> **Record excerpts**:
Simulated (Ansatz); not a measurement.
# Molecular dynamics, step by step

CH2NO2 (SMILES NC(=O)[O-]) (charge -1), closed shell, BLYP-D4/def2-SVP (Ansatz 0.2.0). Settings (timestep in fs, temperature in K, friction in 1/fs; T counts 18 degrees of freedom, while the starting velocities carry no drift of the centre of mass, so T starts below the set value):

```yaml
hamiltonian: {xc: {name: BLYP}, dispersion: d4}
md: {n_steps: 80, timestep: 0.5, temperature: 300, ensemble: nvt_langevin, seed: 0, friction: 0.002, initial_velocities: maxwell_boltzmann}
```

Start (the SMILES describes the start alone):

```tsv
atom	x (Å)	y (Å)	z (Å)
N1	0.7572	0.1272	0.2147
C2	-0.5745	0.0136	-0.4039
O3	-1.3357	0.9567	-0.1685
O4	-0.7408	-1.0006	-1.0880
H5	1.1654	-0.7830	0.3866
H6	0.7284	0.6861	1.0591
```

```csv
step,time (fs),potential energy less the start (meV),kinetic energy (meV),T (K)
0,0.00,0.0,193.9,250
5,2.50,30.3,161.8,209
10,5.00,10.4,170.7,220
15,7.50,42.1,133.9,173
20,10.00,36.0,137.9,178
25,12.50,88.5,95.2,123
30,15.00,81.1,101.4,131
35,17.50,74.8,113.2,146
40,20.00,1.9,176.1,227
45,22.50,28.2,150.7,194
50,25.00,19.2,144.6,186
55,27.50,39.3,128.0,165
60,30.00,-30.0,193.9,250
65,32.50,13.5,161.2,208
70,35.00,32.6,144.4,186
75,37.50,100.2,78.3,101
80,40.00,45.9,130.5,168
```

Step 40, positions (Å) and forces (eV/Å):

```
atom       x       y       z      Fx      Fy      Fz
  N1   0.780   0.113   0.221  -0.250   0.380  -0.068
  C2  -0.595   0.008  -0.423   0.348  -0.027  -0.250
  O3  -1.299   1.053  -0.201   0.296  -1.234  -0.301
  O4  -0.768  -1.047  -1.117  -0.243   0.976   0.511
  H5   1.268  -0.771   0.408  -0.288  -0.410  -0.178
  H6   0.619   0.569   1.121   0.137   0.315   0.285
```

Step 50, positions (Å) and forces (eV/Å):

> **Brief**: Transcribe exactly, and only, the lines from the opening line of the records through the line containing "# Molecular dynamics, step by step".

> **Result**:
Simulated (Ansatz); not a measurement.
# Molecular dynamics, step by step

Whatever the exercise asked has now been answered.